Requirement = Give the lines of the material verbatim, from the first line to the line with "### Step 4. Zone-centre response", including both.

= Beginning of Section =
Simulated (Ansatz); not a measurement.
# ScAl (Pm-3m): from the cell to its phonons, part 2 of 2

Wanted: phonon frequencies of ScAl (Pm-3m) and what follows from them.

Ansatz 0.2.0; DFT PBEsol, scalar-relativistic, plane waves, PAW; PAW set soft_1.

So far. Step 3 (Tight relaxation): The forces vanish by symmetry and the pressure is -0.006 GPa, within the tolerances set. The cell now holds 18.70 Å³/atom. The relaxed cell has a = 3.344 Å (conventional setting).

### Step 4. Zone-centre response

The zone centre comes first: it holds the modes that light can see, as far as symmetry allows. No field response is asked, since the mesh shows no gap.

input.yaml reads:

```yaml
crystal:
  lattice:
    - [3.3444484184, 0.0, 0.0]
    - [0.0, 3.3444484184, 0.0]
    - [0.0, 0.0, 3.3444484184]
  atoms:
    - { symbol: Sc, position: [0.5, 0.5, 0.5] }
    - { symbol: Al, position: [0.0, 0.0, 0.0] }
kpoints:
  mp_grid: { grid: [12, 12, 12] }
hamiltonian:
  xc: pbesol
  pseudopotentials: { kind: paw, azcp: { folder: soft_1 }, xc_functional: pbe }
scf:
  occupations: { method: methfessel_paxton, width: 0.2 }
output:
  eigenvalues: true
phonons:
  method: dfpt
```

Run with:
= End of Section =

Response =
Simulated (Ansatz); not a measurement.
# ScAl (Pm-3m): from the cell to its phonons, part 2 of 2

Wanted: phonon frequencies of ScAl (Pm-3m) and what follows from them.

Ansatz 0.2.0; DFT PBEsol, scalar-relativistic, plane waves, PAW; PAW set soft_1.

So far. Step 3 (Tight relaxation): The forces vanish by symmetry and the pressure is -0.006 GPa, within the tolerances set. The cell now holds 18.70 Å³/atom. The relaxed cell has a = 3.344 Å (conventional setting).

### Step 4. Zone-centre response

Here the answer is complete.